━━━ DATA UNDER STUDY ━━━

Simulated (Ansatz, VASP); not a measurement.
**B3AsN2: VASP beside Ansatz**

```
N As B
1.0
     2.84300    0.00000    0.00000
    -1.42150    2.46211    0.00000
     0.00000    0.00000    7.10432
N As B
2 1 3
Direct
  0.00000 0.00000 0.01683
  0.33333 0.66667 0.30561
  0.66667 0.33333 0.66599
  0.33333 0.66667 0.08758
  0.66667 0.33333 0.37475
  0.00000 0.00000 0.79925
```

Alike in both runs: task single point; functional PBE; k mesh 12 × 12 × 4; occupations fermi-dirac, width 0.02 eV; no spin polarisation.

━━━

◆ **REQUIREMENT**
Copy every record precisely, omitting nothing.

◆ **WORKED SOLUTION**
Simulated (Ansatz, VASP); not a measurement.
**B3AsN2: VASP beside Ansatz**

```
N As B
1.0
     2.84300    0.00000    0.00000
    -1.42150    2.46211    0.00000
     0.00000    0.00000    7.10432
N As B
2 1 3
Direct
  0.00000 0.00000 0.01683
  0.33333 0.66667 0.30561
  0.66667 0.33333 0.66599
  0.33333 0.66667 0.08758
  0.66667 0.33333 0.37475
  0.00000 0.00000 0.79925
```

Alike in both runs: task single point; functional PBE; k mesh 12 × 12 × 4; occupations fermi-dirac, width 0.02 eV; no spin polarisation.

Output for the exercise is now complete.